DATA PROVIDED:
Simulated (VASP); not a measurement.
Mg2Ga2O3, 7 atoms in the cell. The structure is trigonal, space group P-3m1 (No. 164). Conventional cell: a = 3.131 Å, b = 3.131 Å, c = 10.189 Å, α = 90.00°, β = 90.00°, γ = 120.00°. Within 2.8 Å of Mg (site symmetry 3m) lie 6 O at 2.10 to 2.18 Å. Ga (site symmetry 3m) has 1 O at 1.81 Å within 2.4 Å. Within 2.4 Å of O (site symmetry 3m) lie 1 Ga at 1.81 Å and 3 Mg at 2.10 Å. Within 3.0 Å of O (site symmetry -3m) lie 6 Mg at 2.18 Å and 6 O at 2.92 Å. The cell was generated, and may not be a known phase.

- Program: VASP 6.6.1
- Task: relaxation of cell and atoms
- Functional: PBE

WORK INSTRUCTION: Only an exact copy of the data above will do.

TASK RESPONSE:
Simulated (VASP); not a measurement.
Mg2Ga2O3, 7 atoms in the cell. The structure is trigonal, space group P-3m1 (No. 164). Conventional cell: a = 3.131 Å, b = 3.131 Å, c = 10.189 Å, α = 90.00°, β = 90.00°, γ = 120.00°. Within 2.8 Å of Mg (site symmetry 3m) lie 6 O at 2.10 to 2.18 Å. Ga (site symmetry 3m) has 1 O at 1.81 Å within 2.4 Å. Within 2.4 Å of O (site symmetry 3m) lie 1 Ga at 1.81 Å and 3 Mg at 2.10 Å. Within 3.0 Å of O (site symmetry -3m) lie 6 Mg at 2.18 Å and 6 O at 2.92 Å. The cell was generated, and may not be a known phase.

- Program: VASP 6.6.1
- Task: relaxation of cell and atoms
- Functional: PBE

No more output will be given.